**TASK ITEM:** Exactly as written, copy the lines that run from the start of the data below to the line containing "VASP 6.6.1 |", both ends included.

**DATA EXTRACT:**
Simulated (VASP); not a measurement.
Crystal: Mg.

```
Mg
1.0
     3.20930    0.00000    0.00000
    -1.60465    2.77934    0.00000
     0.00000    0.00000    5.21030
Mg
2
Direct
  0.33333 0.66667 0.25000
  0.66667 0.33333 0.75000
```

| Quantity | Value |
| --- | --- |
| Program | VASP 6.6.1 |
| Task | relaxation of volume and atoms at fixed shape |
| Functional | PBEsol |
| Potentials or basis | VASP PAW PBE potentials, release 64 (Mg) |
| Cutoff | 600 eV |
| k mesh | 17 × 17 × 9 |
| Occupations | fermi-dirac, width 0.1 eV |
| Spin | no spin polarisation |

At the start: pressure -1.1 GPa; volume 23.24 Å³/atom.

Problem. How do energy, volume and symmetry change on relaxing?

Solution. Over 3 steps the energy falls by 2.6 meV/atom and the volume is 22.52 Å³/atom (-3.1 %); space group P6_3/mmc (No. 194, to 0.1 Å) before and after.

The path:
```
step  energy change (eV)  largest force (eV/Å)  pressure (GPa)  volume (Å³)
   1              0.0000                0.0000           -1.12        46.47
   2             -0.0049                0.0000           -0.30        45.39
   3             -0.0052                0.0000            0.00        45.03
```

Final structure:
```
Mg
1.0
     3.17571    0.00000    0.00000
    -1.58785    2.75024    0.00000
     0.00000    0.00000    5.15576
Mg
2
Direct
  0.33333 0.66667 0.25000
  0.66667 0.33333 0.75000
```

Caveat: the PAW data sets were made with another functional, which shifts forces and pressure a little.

**ANSWER AREA:**
Simulated (VASP); not a measurement.
Crystal: Mg.

```
Mg
1.0
     3.20930    0.00000    0.00000
    -1.60465    2.77934    0.00000
     0.00000    0.00000    5.21030
Mg
2
Direct
  0.33333 0.66667 0.25000
  0.66667 0.33333 0.75000
```

| Quantity | Value |
| --- | --- |
| Program | VASP 6.6.1 |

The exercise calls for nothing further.